Work task
Please set down the listing exactly, from the first line to the last.

The data
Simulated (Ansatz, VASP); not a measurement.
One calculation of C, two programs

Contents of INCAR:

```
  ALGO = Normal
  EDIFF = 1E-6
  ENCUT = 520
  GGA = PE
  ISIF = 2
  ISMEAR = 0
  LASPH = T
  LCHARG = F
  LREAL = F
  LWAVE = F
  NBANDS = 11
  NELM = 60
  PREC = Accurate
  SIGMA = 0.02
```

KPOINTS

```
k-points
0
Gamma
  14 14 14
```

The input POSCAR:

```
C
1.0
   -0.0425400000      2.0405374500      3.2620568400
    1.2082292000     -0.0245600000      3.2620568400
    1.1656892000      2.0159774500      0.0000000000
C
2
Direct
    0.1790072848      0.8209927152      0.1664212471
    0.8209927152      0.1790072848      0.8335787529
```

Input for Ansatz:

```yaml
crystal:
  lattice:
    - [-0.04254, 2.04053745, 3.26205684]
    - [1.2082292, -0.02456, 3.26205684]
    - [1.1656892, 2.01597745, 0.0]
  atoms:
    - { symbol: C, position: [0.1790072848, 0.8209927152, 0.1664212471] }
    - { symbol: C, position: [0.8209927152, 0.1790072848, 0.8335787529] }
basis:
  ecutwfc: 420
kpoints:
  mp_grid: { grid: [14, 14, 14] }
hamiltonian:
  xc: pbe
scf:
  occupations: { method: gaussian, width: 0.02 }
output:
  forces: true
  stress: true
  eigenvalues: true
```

Exercise result
Simulated (Ansatz, VASP); not a measurement.
One calculation of C, two programs

Contents of INCAR:

```
  ALGO = Normal
  EDIFF = 1E-6
  ENCUT = 520
  GGA = PE
  ISIF = 2
  ISMEAR = 0
  LASPH = T
  LCHARG = F
  LREAL = F
  LWAVE = F
  NBANDS = 11
  NELM = 60
  PREC = Accurate
  SIGMA = 0.02
```

KPOINTS

```
k-points
0
Gamma
  14 14 14
```

The input POSCAR:

```
C
1.0
   -0.0425400000      2.0405374500      3.2620568400
    1.2082292000     -0.0245600000      3.2620568400
    1.1656892000      2.0159774500      0.0000000000
C
2
Direct
    0.1790072848      0.8209927152      0.1664212471
    0.8209927152      0.1790072848      0.8335787529
```

Input for Ansatz:

```yaml
crystal:
  lattice:
    - [-0.04254, 2.04053745, 3.26205684]
    - [1.2082292, -0.02456, 3.26205684]
    - [1.1656892, 2.01597745, 0.0]
  atoms:
    - { symbol: C, position: [0.1790072848, 0.8209927152, 0.1664212471] }
    - { symbol: C, position: [0.8209927152, 0.1790072848, 0.8335787529] }
basis:
  ecutwfc: 420
kpoints:
  mp_grid: { grid: [14, 14, 14] }
hamiltonian:
  xc: pbe
scf:
  occupations: { method: gaussian, width: 0.02 }
output:
  forces: true
  stress: true
  eigenvalues: true
```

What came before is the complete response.